## PROVIDED INFORMATION
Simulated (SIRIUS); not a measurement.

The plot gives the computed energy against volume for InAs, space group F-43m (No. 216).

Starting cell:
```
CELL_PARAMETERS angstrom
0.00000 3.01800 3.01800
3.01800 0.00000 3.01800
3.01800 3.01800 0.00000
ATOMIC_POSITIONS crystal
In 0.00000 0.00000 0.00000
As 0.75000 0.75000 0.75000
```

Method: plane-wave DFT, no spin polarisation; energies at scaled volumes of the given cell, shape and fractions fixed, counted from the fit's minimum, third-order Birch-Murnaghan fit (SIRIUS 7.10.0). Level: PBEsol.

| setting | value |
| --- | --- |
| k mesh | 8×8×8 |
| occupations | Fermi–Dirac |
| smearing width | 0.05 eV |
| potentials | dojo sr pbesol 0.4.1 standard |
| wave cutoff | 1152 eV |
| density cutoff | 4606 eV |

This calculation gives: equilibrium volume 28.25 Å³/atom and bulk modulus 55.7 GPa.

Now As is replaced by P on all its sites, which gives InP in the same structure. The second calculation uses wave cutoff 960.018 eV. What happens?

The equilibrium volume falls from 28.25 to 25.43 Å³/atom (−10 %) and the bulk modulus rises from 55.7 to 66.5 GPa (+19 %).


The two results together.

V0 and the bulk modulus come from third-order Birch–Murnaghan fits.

## ACTION ITEM
Please return the whole listing, line for line, exactly.

## RESULT
Simulated (SIRIUS); not a measurement.

The plot gives the computed energy against volume for InAs, space group F-43m (No. 216).

Starting cell:
```
CELL_PARAMETERS angstrom
0.00000 3.01800 3.01800
3.01800 0.00000 3.01800
3.01800 3.01800 0.00000
ATOMIC_POSITIONS crystal
In 0.00000 0.00000 0.00000
As 0.75000 0.75000 0.75000
```

Method: plane-wave DFT, no spin polarisation; energies at scaled volumes of the given cell, shape and fractions fixed, counted from the fit's minimum, third-order Birch-Murnaghan fit (SIRIUS 7.10.0). Level: PBEsol.

| setting | value |
| --- | --- |
| k mesh | 8×8×8 |
| occupations | Fermi–Dirac |
| smearing width | 0.05 eV |
| potentials | dojo sr pbesol 0.4.1 standard |
| wave cutoff | 1152 eV |
| density cutoff | 4606 eV |

This calculation gives: equilibrium volume 28.25 Å³/atom and bulk modulus 55.7 GPa.

Now As is replaced by P on all its sites, which gives InP in the same structure. The second calculation uses wave cutoff 960.018 eV. What happens?

The equilibrium volume falls from 28.25 to 25.43 Å³/atom (−10 %) and the bulk modulus rises from 55.7 to 66.5 GPa (+19 %).


The two results together.

V0 and the bulk modulus come from third-order Birch–Murnaghan fits.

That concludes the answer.